#### Work request
Copy exactly, please, the lines of the data from its start through the line containing "Level: PBE0. PySCF, no".

Start of Block

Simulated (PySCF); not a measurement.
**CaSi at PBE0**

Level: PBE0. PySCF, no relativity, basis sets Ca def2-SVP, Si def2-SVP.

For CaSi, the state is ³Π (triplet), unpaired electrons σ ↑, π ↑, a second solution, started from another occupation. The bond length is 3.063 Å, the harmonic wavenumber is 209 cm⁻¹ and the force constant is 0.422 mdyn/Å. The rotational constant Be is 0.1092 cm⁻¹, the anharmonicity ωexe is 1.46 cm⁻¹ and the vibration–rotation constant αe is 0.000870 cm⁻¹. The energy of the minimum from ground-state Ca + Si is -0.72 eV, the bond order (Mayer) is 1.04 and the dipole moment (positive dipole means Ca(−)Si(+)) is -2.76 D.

End of Block

#### Exercise result
Simulated (PySCF); not a measurement.
**CaSi at PBE0**

Level: PBE0. PySCF, no relativity, basis sets Ca def2-SVP, Si def2-SVP.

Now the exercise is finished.